* Data excerpts *
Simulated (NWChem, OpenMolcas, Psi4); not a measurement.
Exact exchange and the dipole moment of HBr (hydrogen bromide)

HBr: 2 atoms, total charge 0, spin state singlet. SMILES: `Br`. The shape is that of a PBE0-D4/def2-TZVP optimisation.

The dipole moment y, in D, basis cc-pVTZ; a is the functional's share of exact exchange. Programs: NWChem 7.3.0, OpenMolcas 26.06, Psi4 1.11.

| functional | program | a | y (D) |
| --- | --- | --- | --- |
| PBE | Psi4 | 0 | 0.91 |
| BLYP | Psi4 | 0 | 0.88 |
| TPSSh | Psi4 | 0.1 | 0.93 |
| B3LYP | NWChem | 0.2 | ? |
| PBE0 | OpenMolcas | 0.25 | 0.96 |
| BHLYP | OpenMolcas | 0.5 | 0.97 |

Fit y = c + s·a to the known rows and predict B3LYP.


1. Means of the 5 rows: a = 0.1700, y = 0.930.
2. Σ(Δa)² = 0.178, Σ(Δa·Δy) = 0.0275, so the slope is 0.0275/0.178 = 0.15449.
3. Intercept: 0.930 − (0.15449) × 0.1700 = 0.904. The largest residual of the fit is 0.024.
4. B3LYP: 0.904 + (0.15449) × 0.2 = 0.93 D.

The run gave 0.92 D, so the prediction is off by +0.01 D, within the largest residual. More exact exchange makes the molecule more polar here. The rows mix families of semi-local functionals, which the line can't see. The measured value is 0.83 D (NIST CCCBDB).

* Work item *
In the listing above, reproduce the first line and each one after it through the line that contains "4. B3LYP: 0.904 + (0.15449) × 0.2 = 0.93 D.".

* Written response *
Simulated (NWChem, OpenMolcas, Psi4); not a measurement.
Exact exchange and the dipole moment of HBr (hydrogen bromide)

HBr: 2 atoms, total charge 0, spin state singlet. SMILES: `Br`. The shape is that of a PBE0-D4/def2-TZVP optimisation.

The dipole moment y, in D, basis cc-pVTZ; a is the functional's share of exact exchange. Programs: NWChem 7.3.0, OpenMolcas 26.06, Psi4 1.11.

| functional | program | a | y (D) |
| --- | --- | --- | --- |
| PBE | Psi4 | 0 | 0.91 |
| BLYP | Psi4 | 0 | 0.88 |
| TPSSh | Psi4 | 0.1 | 0.93 |
| B3LYP | NWChem | 0.2 | ? |
| PBE0 | OpenMolcas | 0.25 | 0.96 |
| BHLYP | OpenMolcas | 0.5 | 0.97 |

Fit y = c + s·a to the known rows and predict B3LYP.


1. Means of the 5 rows: a = 0.1700, y = 0.930.
2. Σ(Δa)² = 0.178, Σ(Δa·Δy) = 0.0275, so the slope is 0.0275/0.178 = 0.15449.
3. Intercept: 0.930 − (0.15449) × 0.1700 = 0.904. The largest residual of the fit is 0.024.
4. B3LYP: 0.904 + (0.15449) × 0.2 = 0.93 D.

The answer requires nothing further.